[Supplied information]
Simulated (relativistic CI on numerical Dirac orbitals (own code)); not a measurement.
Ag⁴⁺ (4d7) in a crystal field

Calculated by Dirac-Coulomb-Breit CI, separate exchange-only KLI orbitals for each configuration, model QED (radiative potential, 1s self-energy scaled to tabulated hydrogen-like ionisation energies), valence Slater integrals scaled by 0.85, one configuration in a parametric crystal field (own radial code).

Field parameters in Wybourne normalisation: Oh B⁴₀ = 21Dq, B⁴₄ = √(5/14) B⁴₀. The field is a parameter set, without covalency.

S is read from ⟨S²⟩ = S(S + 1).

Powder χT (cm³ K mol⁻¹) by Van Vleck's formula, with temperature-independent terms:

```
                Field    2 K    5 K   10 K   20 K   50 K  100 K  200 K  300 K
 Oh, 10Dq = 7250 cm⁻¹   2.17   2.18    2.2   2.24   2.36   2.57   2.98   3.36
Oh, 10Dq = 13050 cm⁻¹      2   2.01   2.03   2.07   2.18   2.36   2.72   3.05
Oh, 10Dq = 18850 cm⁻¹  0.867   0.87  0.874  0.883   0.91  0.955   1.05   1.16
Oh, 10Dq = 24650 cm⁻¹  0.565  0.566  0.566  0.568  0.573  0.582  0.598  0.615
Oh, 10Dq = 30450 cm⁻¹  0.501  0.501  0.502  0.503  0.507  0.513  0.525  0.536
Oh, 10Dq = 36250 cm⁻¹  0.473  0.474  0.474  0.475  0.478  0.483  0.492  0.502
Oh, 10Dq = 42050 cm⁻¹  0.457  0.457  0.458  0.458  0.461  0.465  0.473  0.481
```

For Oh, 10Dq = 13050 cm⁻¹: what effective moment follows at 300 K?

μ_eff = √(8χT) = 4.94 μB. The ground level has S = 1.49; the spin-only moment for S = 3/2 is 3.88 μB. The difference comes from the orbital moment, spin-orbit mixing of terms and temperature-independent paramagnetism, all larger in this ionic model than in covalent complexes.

[Exercise] Please write out the material word for word from its first line through the line holding "Ag⁴⁺ (4d7) in a crystal field", including both, and no line past it.

[Worked solution]
Simulated (relativistic CI on numerical Dirac orbitals (own code)); not a measurement.
Ag⁴⁺ (4d7) in a crystal field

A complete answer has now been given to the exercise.